◆ REQUIRED ACTION: Reproduce the records exactly through the line with "Question: Why do".

◆ INFORMATION SHOWN:
>>>
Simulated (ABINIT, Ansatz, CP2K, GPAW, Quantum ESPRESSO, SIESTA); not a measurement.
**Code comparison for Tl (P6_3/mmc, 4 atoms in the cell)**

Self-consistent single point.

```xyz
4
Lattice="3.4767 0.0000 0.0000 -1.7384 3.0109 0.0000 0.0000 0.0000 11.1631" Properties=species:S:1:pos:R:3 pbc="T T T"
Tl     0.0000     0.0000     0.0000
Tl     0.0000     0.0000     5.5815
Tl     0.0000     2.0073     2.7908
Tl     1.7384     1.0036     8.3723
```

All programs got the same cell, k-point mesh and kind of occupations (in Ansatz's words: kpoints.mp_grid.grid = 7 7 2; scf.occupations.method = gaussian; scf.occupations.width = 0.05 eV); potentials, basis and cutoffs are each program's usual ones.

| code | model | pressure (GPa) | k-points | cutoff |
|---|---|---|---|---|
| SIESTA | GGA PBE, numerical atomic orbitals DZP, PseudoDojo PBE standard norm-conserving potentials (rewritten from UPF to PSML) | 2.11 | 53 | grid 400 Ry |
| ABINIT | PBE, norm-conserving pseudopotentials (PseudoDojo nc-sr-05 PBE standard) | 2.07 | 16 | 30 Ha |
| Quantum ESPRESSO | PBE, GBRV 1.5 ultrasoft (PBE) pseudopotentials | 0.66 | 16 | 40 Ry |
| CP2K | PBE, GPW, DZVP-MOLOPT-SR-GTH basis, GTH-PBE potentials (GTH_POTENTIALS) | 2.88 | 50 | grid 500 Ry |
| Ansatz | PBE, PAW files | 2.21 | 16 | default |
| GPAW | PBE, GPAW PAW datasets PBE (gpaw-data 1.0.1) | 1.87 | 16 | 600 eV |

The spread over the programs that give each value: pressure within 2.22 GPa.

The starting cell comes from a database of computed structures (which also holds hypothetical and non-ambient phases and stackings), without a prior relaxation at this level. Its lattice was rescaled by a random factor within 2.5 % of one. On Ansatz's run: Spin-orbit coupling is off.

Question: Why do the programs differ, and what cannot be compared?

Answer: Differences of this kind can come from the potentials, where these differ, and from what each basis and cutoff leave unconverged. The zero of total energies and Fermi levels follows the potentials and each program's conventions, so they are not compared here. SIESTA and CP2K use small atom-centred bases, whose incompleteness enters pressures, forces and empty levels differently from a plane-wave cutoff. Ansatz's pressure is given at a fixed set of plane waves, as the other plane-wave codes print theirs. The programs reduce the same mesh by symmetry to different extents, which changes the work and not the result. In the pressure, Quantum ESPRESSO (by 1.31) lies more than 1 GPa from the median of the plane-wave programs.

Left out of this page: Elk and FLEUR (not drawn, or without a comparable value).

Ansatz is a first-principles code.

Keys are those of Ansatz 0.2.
<<<

◆ RESULT:
Simulated (ABINIT, Ansatz, CP2K, GPAW, Quantum ESPRESSO, SIESTA); not a measurement.
**Code comparison for Tl (P6_3/mmc, 4 atoms in the cell)**

Self-consistent single point.

```xyz
4
Lattice="3.4767 0.0000 0.0000 -1.7384 3.0109 0.0000 0.0000 0.0000 11.1631" Properties=species:S:1:pos:R:3 pbc="T T T"
Tl     0.0000     0.0000     0.0000
Tl     0.0000     0.0000     5.5815
Tl     0.0000     2.0073     2.7908
Tl     1.7384     1.0036     8.3723
```

All programs got the same cell, k-point mesh and kind of occupations (in Ansatz's words: kpoints.mp_grid.grid = 7 7 2; scf.occupations.method = gaussian; scf.occupations.width = 0.05 eV); potentials, basis and cutoffs are each program's usual ones.

| code | model | pressure (GPa) | k-points | cutoff |
|---|---|---|---|---|
| SIESTA | GGA PBE, numerical atomic orbitals DZP, PseudoDojo PBE standard norm-conserving potentials (rewritten from UPF to PSML) | 2.11 | 53 | grid 400 Ry |
| ABINIT | PBE, norm-conserving pseudopotentials (PseudoDojo nc-sr-05 PBE standard) | 2.07 | 16 | 30 Ha |
| Quantum ESPRESSO | PBE, GBRV 1.5 ultrasoft (PBE) pseudopotentials | 0.66 | 16 | 40 Ry |
| CP2K | PBE, GPW, DZVP-MOLOPT-SR-GTH basis, GTH-PBE potentials (GTH_POTENTIALS) | 2.88 | 50 | grid 500 Ry |
| Ansatz | PBE, PAW files | 2.21 | 16 | default |
| GPAW | PBE, GPAW PAW datasets PBE (gpaw-data 1.0.1) | 1.87 | 16 | 600 eV |

The spread over the programs that give each value: pressure within 2.22 GPa.

The starting cell comes from a database of computed structures (which also holds hypothetical and non-ambient phases and stackings), without a prior relaxation at this level. Its lattice was rescaled by a random factor within 2.5 % of one. On Ansatz's run: Spin-orbit coupling is off.

Question: Why do the programs differ, and what cannot be compared?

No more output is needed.